* [WORK TASK] The reply should consist of the full listing, written out exactly.

━━━━━━━━━━
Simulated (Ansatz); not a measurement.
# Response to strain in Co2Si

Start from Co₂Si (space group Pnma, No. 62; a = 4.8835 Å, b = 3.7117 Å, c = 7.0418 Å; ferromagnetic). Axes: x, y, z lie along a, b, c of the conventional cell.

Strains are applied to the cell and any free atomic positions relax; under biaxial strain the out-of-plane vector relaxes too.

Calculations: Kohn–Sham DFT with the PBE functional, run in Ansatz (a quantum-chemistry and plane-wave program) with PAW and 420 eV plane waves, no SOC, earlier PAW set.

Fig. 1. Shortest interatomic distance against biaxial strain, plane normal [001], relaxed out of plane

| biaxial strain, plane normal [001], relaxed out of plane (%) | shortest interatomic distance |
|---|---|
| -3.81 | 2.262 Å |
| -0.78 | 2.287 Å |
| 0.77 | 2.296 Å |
━━━━━━━━━━

* [TASK ANSWER]
Simulated (Ansatz); not a measurement.
# Response to strain in Co2Si

Start from Co₂Si (space group Pnma, No. 62; a = 4.8835 Å, b = 3.7117 Å, c = 7.0418 Å; ferromagnetic). Axes: x, y, z lie along a, b, c of the conventional cell.

Strains are applied to the cell and any free atomic positions relax; under biaxial strain the out-of-plane vector relaxes too.

Calculations: Kohn–Sham DFT with the PBE functional, run in Ansatz (a quantum-chemistry and plane-wave program) with PAW and 420 eV plane waves, no SOC, earlier PAW set.

Fig. 1. Shortest interatomic distance against biaxial strain, plane normal [001], relaxed out of plane

| biaxial strain, plane normal [001], relaxed out of plane (%) | shortest interatomic distance |
|---|---|
| -3.81 | 2.262 Å |
| -0.78 | 2.287 Å |
| 0.77 | 2.296 Å |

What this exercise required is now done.